TASK ITEM
Give back the whole listing exactly as it is written.

----- EXERCISE DATA

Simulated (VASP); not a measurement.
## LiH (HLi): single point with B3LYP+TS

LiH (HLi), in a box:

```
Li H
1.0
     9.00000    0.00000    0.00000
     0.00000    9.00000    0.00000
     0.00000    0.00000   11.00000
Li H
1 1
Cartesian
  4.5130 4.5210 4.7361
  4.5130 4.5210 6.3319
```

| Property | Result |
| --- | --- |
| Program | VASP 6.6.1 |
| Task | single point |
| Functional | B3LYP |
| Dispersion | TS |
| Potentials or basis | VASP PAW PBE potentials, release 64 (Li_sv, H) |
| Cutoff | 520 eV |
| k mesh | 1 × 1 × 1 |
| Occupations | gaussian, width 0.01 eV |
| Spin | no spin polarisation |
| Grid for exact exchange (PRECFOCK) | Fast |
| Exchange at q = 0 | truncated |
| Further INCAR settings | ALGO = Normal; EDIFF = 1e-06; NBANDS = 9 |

----------

ANSWER SPACE
Simulated (VASP); not a measurement.
## LiH (HLi): single point with B3LYP+TS

LiH (HLi), in a box:

```
Li H
1.0
     9.00000    0.00000    0.00000
     0.00000    9.00000    0.00000
     0.00000    0.00000   11.00000
Li H
1 1
Cartesian
  4.5130 4.5210 4.7361
  4.5130 4.5210 6.3319
```

| Property | Result |
| --- | --- |
| Program | VASP 6.6.1 |
| Task | single point |
| Functional | B3LYP |
| Dispersion | TS |
| Potentials or basis | VASP PAW PBE potentials, release 64 (Li_sv, H) |
| Cutoff | 520 eV |
| k mesh | 1 × 1 × 1 |
| Occupations | gaussian, width 0.01 eV |
| Spin | no spin polarisation |
| Grid for exact exchange (PRECFOCK) | Fast |
| Exchange at q = 0 | truncated |
| Further INCAR settings | ALGO = Normal; EDIFF = 1e-06; NBANDS = 9 |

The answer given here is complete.